Extracted records Start Marker

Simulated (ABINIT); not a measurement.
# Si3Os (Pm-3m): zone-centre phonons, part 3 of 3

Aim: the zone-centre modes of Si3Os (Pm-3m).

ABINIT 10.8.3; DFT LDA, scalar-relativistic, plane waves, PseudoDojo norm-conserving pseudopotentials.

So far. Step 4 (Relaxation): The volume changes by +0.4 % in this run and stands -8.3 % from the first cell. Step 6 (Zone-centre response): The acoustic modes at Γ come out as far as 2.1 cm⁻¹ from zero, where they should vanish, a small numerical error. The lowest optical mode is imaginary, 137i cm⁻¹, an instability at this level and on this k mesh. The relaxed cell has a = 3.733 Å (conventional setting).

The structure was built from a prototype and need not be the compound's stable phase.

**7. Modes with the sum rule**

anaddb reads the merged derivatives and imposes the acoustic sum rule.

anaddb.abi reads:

Extracted records End Marker

What is needed here is a word-for-word copy of the whole listing.

Simulated (ABINIT); not a measurement.
# Si3Os (Pm-3m): zone-centre phonons, part 3 of 3

Aim: the zone-centre modes of Si3Os (Pm-3m).

ABINIT 10.8.3; DFT LDA, scalar-relativistic, plane waves, PseudoDojo norm-conserving pseudopotentials.

So far. Step 4 (Relaxation): The volume changes by +0.4 % in this run and stands -8.3 % from the first cell. Step 6 (Zone-centre response): The acoustic modes at Γ come out as far as 2.1 cm⁻¹ from zero, where they should vanish, a small numerical error. The lowest optical mode is imaginary, 137i cm⁻¹, an instability at this level and on this k mesh. The relaxed cell has a = 3.733 Å (conventional setting).

The structure was built from a prototype and need not be the compound's stable phase.

**7. Modes with the sum rule**

anaddb reads the merged derivatives and imposes the acoustic sum rule.

anaddb.abi reads:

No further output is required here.